» TASK ITEM: Your answer should be the lines below from the one with "Runs of VASP" to the one with "Alike in all", both included, given again exactly and with nothing added.

» GIVEN INFORMATION:
------------------------------------------------------------------------
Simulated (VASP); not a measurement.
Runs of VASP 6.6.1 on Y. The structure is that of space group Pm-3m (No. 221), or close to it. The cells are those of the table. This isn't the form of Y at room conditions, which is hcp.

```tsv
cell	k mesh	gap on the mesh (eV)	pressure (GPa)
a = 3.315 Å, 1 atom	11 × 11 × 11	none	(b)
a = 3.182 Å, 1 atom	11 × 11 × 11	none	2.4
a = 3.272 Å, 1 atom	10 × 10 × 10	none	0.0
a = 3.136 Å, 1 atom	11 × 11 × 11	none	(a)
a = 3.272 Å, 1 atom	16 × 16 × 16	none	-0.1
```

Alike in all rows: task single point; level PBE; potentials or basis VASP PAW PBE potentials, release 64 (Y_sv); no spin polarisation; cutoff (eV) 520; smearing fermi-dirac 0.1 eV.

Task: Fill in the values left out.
------------------------------------------------------------------------

» RESULT:
Runs of VASP 6.6.1 on Y. The structure is that of space group Pm-3m (No. 221), or close to it. The cells are those of the table. This isn't the form of Y at room conditions, which is hcp.

```tsv
cell	k mesh	gap on the mesh (eV)	pressure (GPa)
a = 3.315 Å, 1 atom	11 × 11 × 11	none	(b)
a = 3.182 Å, 1 atom	11 × 11 × 11	none	2.4
a = 3.272 Å, 1 atom	10 × 10 × 10	none	0.0
a = 3.136 Å, 1 atom	11 × 11 × 11	none	(a)
a = 3.272 Å, 1 atom	16 × 16 × 16	none	-0.1
```

Alike in all rows: task single point; level PBE; potentials or basis VASP PAW PBE potentials, release 64 (Y_sv); no spin polarisation; cutoff (eV) 520; smearing fermi-dirac 0.1 eV.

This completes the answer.